● ● ● ● ● ● ●

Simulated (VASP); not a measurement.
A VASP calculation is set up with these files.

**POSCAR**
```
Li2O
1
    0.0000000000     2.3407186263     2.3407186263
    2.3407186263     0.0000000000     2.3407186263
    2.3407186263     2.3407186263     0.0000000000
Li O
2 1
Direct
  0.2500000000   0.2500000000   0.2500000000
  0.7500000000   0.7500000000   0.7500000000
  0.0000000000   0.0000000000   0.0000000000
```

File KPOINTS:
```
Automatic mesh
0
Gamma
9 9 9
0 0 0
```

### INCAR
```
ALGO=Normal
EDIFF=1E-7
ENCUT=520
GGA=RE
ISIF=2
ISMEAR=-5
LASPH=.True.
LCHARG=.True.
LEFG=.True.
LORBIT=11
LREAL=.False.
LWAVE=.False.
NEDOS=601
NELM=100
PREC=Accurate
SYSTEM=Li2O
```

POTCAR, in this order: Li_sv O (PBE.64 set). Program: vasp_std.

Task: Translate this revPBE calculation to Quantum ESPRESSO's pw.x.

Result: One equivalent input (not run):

● ● ● ● ● ● ●

Work task: Beginning at the first line of the records, give again each line exactly as written, ending with the line that contains "Task: Translate this".

Written reply:
Simulated (VASP); not a measurement.
A VASP calculation is set up with these files.

**POSCAR**
```
Li2O
1
    0.0000000000     2.3407186263     2.3407186263
    2.3407186263     0.0000000000     2.3407186263
    2.3407186263     2.3407186263     0.0000000000
Li O
2 1
Direct
  0.2500000000   0.2500000000   0.2500000000
  0.7500000000   0.7500000000   0.7500000000
  0.0000000000   0.0000000000   0.0000000000
```

File KPOINTS:
```
Automatic mesh
0
Gamma
9 9 9
0 0 0
```

### INCAR
```
ALGO=Normal
EDIFF=1E-7
ENCUT=520
GGA=RE
ISIF=2
ISMEAR=-5
LASPH=.True.
LCHARG=.True.
LEFG=.True.
LORBIT=11
LREAL=.False.
LWAVE=.False.
NEDOS=601
NELM=100
PREC=Accurate
SYSTEM=Li2O
```

POTCAR, in this order: Li_sv O (PBE.64 set). Program: vasp_std.

Task: Translate this revPBE calculation to Quantum ESPRESSO's pw.x.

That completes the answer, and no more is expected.